• Action item: Print exactly those lines that run from the beginning of the data to the line bearing "Answer: The energy", inclusive.

╭──

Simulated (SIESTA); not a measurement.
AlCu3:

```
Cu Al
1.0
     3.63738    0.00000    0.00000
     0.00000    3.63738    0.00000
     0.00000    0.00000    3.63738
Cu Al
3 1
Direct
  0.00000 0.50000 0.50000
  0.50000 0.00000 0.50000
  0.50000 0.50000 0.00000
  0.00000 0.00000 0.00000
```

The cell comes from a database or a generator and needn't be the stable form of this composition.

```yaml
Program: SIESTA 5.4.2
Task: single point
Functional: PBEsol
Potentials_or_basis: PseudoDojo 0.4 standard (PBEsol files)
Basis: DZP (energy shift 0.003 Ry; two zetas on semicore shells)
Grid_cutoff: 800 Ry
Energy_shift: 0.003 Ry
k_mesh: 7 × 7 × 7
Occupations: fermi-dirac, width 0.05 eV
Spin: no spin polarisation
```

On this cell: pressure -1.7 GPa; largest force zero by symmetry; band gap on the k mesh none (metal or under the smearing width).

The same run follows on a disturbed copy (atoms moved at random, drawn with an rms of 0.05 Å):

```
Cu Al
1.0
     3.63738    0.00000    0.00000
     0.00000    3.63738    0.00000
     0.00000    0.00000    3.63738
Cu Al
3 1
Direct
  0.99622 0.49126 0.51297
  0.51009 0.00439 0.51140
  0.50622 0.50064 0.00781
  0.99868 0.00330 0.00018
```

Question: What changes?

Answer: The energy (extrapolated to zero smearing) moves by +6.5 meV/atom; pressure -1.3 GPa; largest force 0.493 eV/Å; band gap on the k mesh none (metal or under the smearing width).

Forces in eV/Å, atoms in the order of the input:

╰──

• Reply:
Simulated (SIESTA); not a measurement.
AlCu3:

```
Cu Al
1.0
     3.63738    0.00000    0.00000
     0.00000    3.63738    0.00000
     0.00000    0.00000    3.63738
Cu Al
3 1
Direct
  0.00000 0.50000 0.50000
  0.50000 0.00000 0.50000
  0.50000 0.50000 0.00000
  0.00000 0.00000 0.00000
```

The cell comes from a database or a generator and needn't be the stable form of this composition.

```yaml
Program: SIESTA 5.4.2
Task: single point
Functional: PBEsol
Potentials_or_basis: PseudoDojo 0.4 standard (PBEsol files)
Basis: DZP (energy shift 0.003 Ry; two zetas on semicore shells)
Grid_cutoff: 800 Ry
Energy_shift: 0.003 Ry
k_mesh: 7 × 7 × 7
Occupations: fermi-dirac, width 0.05 eV
Spin: no spin polarisation
```

On this cell: pressure -1.7 GPa; largest force zero by symmetry; band gap on the k mesh none (metal or under the smearing width).

The same run follows on a disturbed copy (atoms moved at random, drawn with an rms of 0.05 Å):

```
Cu Al
1.0
     3.63738    0.00000    0.00000
     0.00000    3.63738    0.00000
     0.00000    0.00000    3.63738
Cu Al
3 1
Direct
  0.99622 0.49126 0.51297
  0.51009 0.00439 0.51140
  0.50622 0.50064 0.00781
  0.99868 0.00330 0.00018
```

Question: What changes?

Answer: The energy (extrapolated to zero smearing) moves by +6.5 meV/atom; pressure -1.3 GPa; largest force 0.493 eV/Å; band gap on the k mesh none (metal or under the smearing width).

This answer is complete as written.